• Requirement
What is needed is an exact retyping of the records below, from the first line through the line that contains "410.7 | 295.3 |".

*** Study material Section Begins ***

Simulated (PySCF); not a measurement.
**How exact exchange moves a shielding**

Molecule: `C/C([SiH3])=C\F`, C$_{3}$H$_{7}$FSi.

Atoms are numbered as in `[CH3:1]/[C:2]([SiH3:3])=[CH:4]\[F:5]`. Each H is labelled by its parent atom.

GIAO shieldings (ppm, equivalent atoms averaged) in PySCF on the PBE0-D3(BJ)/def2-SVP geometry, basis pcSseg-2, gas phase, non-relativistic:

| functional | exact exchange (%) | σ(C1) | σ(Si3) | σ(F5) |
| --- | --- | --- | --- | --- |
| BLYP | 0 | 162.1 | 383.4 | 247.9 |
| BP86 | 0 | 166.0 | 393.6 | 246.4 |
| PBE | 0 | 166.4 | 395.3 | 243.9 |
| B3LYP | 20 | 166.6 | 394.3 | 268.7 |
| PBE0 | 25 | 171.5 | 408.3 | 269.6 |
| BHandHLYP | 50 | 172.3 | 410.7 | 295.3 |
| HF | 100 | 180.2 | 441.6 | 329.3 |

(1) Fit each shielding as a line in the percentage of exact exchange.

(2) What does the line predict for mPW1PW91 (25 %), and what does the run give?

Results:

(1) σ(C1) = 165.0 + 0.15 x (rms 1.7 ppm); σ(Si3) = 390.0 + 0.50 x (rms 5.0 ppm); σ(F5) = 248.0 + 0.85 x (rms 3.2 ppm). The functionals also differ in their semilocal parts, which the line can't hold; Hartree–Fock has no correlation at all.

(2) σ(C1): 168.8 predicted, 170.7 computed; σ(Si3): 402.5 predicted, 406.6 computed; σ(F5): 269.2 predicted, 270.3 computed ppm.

*** Study material Section Ends ***

• Exercise solution
Simulated (PySCF); not a measurement.
**How exact exchange moves a shielding**

Molecule: `C/C([SiH3])=C\F`, C$_{3}$H$_{7}$FSi.

Atoms are numbered as in `[CH3:1]/[C:2]([SiH3:3])=[CH:4]\[F:5]`. Each H is labelled by its parent atom.

GIAO shieldings (ppm, equivalent atoms averaged) in PySCF on the PBE0-D3(BJ)/def2-SVP geometry, basis pcSseg-2, gas phase, non-relativistic:

| functional | exact exchange (%) | σ(C1) | σ(Si3) | σ(F5) |
| --- | --- | --- | --- | --- |
| BLYP | 0 | 162.1 | 383.4 | 247.9 |
| BP86 | 0 | 166.0 | 393.6 | 246.4 |
| PBE | 0 | 166.4 | 395.3 | 243.9 |
| B3LYP | 20 | 166.6 | 394.3 | 268.7 |
| PBE0 | 25 | 171.5 | 408.3 | 269.6 |
| BHandHLYP | 50 | 172.3 | 410.7 | 295.3 |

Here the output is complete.